Assignment: Reproduce the whole of the data exactly.

═════ Listed entries

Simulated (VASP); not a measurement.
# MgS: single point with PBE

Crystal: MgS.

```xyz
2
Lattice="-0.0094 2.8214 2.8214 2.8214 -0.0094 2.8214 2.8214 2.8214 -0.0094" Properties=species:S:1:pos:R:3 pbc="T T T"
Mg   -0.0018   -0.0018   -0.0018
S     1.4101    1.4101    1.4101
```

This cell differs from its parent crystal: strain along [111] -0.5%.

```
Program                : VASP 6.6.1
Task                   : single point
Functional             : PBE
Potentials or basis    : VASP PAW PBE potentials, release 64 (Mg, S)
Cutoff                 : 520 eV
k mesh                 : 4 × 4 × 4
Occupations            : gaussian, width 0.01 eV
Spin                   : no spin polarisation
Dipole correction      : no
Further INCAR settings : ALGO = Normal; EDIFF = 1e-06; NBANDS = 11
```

══════════

Answer section:
Simulated (VASP); not a measurement.
# MgS: single point with PBE

Crystal: MgS.

```xyz
2
Lattice="-0.0094 2.8214 2.8214 2.8214 -0.0094 2.8214 2.8214 2.8214 -0.0094" Properties=species:S:1:pos:R:3 pbc="T T T"
Mg   -0.0018   -0.0018   -0.0018
S     1.4101    1.4101    1.4101
```

This cell differs from its parent crystal: strain along [111] -0.5%.

```
Program                : VASP 6.6.1
Task                   : single point
Functional             : PBE
Potentials or basis    : VASP PAW PBE potentials, release 64 (Mg, S)
Cutoff                 : 520 eV
k mesh                 : 4 × 4 × 4
Occupations            : gaussian, width 0.01 eV
Spin                   : no spin polarisation
Dipole correction      : no
Further INCAR settings : ALGO = Normal; EDIFF = 1e-06; NBANDS = 11
```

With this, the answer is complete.